Study material:
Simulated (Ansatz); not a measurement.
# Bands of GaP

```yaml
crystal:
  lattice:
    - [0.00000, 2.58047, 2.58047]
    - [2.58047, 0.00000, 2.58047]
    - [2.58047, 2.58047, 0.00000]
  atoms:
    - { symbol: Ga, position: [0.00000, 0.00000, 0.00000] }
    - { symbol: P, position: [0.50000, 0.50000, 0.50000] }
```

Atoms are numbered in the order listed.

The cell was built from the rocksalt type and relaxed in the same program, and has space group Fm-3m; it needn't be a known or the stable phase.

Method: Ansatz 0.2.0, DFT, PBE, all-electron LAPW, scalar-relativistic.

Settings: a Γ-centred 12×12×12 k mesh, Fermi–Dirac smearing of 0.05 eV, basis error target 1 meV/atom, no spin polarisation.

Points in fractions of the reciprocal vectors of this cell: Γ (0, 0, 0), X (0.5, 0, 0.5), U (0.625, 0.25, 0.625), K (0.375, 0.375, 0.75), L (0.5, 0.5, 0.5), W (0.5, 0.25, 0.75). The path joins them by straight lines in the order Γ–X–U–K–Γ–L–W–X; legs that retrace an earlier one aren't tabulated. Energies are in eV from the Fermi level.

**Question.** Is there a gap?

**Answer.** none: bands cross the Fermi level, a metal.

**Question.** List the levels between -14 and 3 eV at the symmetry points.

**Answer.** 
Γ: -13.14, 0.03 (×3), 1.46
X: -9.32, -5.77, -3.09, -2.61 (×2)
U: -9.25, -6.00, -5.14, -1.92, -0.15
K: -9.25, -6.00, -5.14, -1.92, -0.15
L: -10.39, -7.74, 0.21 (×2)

Exercise: An accurate, complete transcription of the records above is needed.

Answer area:
Simulated (Ansatz); not a measurement.
# Bands of GaP

```yaml
crystal:
  lattice:
    - [0.00000, 2.58047, 2.58047]
    - [2.58047, 0.00000, 2.58047]
    - [2.58047, 2.58047, 0.00000]
  atoms:
    - { symbol: Ga, position: [0.00000, 0.00000, 0.00000] }
    - { symbol: P, position: [0.50000, 0.50000, 0.50000] }
```

Atoms are numbered in the order listed.

The cell was built from the rocksalt type and relaxed in the same program, and has space group Fm-3m; it needn't be a known or the stable phase.

Method: Ansatz 0.2.0, DFT, PBE, all-electron LAPW, scalar-relativistic.

Settings: a Γ-centred 12×12×12 k mesh, Fermi–Dirac smearing of 0.05 eV, basis error target 1 meV/atom, no spin polarisation.

Points in fractions of the reciprocal vectors of this cell: Γ (0, 0, 0), X (0.5, 0, 0.5), U (0.625, 0.25, 0.625), K (0.375, 0.375, 0.75), L (0.5, 0.5, 0.5), W (0.5, 0.25, 0.75). The path joins them by straight lines in the order Γ–X–U–K–Γ–L–W–X; legs that retrace an earlier one aren't tabulated. Energies are in eV from the Fermi level.

**Question.** Is there a gap?

**Answer.** none: bands cross the Fermi level, a metal.

**Question.** List the levels between -14 and 3 eV at the symmetry points.

**Answer.** 
Γ: -13.14, 0.03 (×3), 1.46
X: -9.32, -5.77, -3.09, -2.61 (×2)
U: -9.25, -6.00, -5.14, -1.92, -0.15
K: -9.25, -6.00, -5.14, -1.92, -0.15
L: -10.39, -7.74, 0.21 (×2)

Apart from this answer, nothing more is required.